SOURCE DATA:
++++
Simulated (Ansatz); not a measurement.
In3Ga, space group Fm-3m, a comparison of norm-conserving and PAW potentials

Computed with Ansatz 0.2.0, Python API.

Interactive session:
++++

Your task for the entries above: copy exactly the span starting with the line with "In3Ga, space group" and going on through the line with "Computed with Ansatz 0.2.0, Python API.", both lines included, and nothing else.

ANSWER SPACE:
In3Ga, space group Fm-3m, a comparison of norm-conserving and PAW potentials

Computed with Ansatz 0.2.0, Python API.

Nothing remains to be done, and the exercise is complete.